* _Task item_
Print exactly what the entries say, line by line, from the first line down to the one with "Dipole correction: no", inclusive.

* _Supplied information_
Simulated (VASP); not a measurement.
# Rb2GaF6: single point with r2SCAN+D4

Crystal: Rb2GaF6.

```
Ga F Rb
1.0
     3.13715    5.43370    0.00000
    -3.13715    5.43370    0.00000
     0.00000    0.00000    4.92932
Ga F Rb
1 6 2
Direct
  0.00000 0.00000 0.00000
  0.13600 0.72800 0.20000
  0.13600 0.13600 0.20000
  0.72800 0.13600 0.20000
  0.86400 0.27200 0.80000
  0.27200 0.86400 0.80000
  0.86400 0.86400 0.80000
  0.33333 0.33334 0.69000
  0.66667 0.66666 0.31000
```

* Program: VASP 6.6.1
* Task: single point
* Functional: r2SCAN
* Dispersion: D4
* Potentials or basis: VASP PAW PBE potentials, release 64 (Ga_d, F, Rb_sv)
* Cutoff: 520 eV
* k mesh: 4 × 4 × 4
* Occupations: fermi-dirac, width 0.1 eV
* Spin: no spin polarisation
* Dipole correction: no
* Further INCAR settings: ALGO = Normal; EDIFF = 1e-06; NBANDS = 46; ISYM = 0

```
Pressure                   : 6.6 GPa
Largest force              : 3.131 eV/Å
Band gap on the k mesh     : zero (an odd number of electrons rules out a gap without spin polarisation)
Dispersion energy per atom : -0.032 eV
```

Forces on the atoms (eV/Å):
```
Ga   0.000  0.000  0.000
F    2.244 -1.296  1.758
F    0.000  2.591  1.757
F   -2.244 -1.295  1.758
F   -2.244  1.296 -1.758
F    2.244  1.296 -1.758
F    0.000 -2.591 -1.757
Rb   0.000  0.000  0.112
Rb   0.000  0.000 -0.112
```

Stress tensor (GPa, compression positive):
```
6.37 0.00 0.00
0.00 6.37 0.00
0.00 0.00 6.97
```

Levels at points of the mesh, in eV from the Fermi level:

* _Reply_
Simulated (VASP); not a measurement.
# Rb2GaF6: single point with r2SCAN+D4

Crystal: Rb2GaF6.

```
Ga F Rb
1.0
     3.13715    5.43370    0.00000
    -3.13715    5.43370    0.00000
     0.00000    0.00000    4.92932
Ga F Rb
1 6 2
Direct
  0.00000 0.00000 0.00000
  0.13600 0.72800 0.20000
  0.13600 0.13600 0.20000
  0.72800 0.13600 0.20000
  0.86400 0.27200 0.80000
  0.27200 0.86400 0.80000
  0.86400 0.86400 0.80000
  0.33333 0.33334 0.69000
  0.66667 0.66666 0.31000
```

* Program: VASP 6.6.1
* Task: single point
* Functional: r2SCAN
* Dispersion: D4
* Potentials or basis: VASP PAW PBE potentials, release 64 (Ga_d, F, Rb_sv)
* Cutoff: 520 eV
* k mesh: 4 × 4 × 4
* Occupations: fermi-dirac, width 0.1 eV
* Spin: no spin polarisation
* Dipole correction: no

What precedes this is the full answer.